* REQUIRED ACTION: Every entry must be echoed exactly.

★ ★ ★
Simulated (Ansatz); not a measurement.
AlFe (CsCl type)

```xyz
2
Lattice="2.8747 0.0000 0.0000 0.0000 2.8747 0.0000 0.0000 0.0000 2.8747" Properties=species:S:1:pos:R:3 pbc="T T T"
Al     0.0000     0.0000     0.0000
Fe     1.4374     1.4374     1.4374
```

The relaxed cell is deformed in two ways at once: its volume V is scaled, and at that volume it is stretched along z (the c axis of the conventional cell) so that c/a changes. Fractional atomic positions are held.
★ ★ ★

* ANSWER BOX:
Simulated (Ansatz); not a measurement.
AlFe (CsCl type)

```xyz
2
Lattice="2.8747 0.0000 0.0000 0.0000 2.8747 0.0000 0.0000 0.0000 2.8747" Properties=species:S:1:pos:R:3 pbc="T T T"
Al     0.0000     0.0000     0.0000
Fe     1.4374     1.4374     1.4374
```

The relaxed cell is deformed in two ways at once: its volume V is scaled, and at that volume it is stretched along z (the c axis of the conventional cell) so that c/a changes. Fractional atomic positions are held.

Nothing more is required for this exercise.